(EXCERPTED DATA)
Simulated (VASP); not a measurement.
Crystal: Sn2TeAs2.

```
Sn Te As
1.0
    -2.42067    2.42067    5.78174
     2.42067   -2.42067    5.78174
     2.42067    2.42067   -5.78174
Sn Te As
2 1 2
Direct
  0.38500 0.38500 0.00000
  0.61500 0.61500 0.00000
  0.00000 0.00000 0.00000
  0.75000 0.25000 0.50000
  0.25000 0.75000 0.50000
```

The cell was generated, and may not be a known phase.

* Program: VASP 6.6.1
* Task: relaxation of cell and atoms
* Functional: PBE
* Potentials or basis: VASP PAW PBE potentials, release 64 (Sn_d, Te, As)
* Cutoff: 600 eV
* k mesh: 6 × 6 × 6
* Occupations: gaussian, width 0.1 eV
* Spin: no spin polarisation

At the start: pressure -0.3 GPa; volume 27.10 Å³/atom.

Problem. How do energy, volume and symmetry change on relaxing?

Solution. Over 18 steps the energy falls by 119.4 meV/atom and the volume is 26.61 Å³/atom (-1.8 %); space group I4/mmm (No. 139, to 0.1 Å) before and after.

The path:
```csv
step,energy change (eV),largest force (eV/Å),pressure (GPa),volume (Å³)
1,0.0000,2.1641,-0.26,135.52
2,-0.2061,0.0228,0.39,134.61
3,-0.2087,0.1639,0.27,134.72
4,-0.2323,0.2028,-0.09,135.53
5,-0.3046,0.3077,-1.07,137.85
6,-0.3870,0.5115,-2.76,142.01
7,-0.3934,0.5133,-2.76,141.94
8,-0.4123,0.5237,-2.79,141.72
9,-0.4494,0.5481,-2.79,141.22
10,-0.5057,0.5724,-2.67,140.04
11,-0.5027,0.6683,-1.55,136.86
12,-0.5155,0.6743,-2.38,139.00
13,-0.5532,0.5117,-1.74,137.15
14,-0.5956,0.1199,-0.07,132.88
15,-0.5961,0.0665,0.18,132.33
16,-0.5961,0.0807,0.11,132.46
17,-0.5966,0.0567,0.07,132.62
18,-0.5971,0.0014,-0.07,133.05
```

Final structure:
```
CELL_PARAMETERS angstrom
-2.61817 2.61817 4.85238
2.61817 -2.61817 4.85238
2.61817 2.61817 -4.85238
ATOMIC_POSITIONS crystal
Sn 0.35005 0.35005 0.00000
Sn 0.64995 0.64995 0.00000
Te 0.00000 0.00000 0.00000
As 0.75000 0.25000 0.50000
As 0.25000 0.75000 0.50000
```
(End EXCERPTED DATA)

WORK TASK:
Transcribe only the lines from the beginning of the entries to the line with "Problem. How do", inclusive, exactly as written.

TASK RESULT:
Simulated (VASP); not a measurement.
Crystal: Sn2TeAs2.

```
Sn Te As
1.0
    -2.42067    2.42067    5.78174
     2.42067   -2.42067    5.78174
     2.42067    2.42067   -5.78174
Sn Te As
2 1 2
Direct
  0.38500 0.38500 0.00000
  0.61500 0.61500 0.00000
  0.00000 0.00000 0.00000
  0.75000 0.25000 0.50000
  0.25000 0.75000 0.50000
```

The cell was generated, and may not be a known phase.

* Program: VASP 6.6.1
* Task: relaxation of cell and atoms
* Functional: PBE
* Potentials or basis: VASP PAW PBE potentials, release 64 (Sn_d, Te, As)
* Cutoff: 600 eV
* k mesh: 6 × 6 × 6
* Occupations: gaussian, width 0.1 eV
* Spin: no spin polarisation

At the start: pressure -0.3 GPa; volume 27.10 Å³/atom.

Problem. How do energy, volume and symmetry change on relaxing?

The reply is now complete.